== Work instruction ==
Given the entries that follow, write out exactly the lines starting at the one containing "Method (PySCF 2.14, density" and ending at the one containing "Base run: NEVPT2", both ends included, and only those.

(Data)
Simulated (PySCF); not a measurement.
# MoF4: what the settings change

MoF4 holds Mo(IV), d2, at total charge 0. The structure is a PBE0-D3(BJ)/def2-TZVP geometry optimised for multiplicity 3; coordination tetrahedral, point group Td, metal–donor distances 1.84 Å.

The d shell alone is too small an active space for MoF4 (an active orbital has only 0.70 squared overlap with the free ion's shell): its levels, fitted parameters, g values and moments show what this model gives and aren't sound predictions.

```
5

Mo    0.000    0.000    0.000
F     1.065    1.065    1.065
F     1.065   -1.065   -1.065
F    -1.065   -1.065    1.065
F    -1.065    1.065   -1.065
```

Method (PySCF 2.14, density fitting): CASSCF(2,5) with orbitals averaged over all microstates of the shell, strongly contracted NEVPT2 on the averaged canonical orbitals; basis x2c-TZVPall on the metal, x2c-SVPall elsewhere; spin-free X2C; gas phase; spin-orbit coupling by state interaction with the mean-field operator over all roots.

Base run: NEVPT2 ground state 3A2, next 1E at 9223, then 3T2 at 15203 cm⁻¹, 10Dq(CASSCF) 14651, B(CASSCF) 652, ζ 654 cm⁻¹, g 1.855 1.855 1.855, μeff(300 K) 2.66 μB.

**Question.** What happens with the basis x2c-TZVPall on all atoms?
(End Data)

== Written reply ==
Method (PySCF 2.14, density fitting): CASSCF(2,5) with orbitals averaged over all microstates of the shell, strongly contracted NEVPT2 on the averaged canonical orbitals; basis x2c-TZVPall on the metal, x2c-SVPall elsewhere; spin-free X2C; gas phase; spin-orbit coupling by state interaction with the mean-field operator over all roots.

Base run: NEVPT2 ground state 3A2, next 1E at 9223, then 3T2 at 15203 cm⁻¹, 10Dq(CASSCF) 14651, B(CASSCF) 652, ζ 654 cm⁻¹, g 1.855 1.855 1.855, μeff(300 K) 2.66 μB.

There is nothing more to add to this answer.